**Requirement:** Exact repetition of the whole listing is what this exercise asks for.

**Raw data:**
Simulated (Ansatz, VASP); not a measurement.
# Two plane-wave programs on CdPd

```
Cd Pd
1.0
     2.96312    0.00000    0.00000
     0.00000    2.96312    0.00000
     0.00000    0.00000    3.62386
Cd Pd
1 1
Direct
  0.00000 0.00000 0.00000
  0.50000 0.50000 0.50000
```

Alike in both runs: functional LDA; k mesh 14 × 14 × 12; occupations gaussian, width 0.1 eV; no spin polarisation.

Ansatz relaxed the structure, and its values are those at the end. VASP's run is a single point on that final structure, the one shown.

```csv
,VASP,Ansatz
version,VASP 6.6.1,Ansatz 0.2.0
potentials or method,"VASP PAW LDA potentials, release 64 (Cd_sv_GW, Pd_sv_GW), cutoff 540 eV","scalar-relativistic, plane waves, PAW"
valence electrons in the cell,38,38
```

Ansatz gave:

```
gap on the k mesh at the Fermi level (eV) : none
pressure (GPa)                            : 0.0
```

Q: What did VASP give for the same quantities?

**Exercise response:**
Simulated (Ansatz, VASP); not a measurement.
# Two plane-wave programs on CdPd

```
Cd Pd
1.0
     2.96312    0.00000    0.00000
     0.00000    2.96312    0.00000
     0.00000    0.00000    3.62386
Cd Pd
1 1
Direct
  0.00000 0.00000 0.00000
  0.50000 0.50000 0.50000
```

Alike in both runs: functional LDA; k mesh 14 × 14 × 12; occupations gaussian, width 0.1 eV; no spin polarisation.

Ansatz relaxed the structure, and its values are those at the end. VASP's run is a single point on that final structure, the one shown.

```csv
,VASP,Ansatz
version,VASP 6.6.1,Ansatz 0.2.0
potentials or method,"VASP PAW LDA potentials, release 64 (Cd_sv_GW, Pd_sv_GW), cutoff 540 eV","scalar-relativistic, plane waves, PAW"
valence electrons in the cell,38,38
```

Ansatz gave:

```
gap on the k mesh at the Fermi level (eV) : none
pressure (GPa)                            : 0.0
```

Q: What did VASP give for the same quantities?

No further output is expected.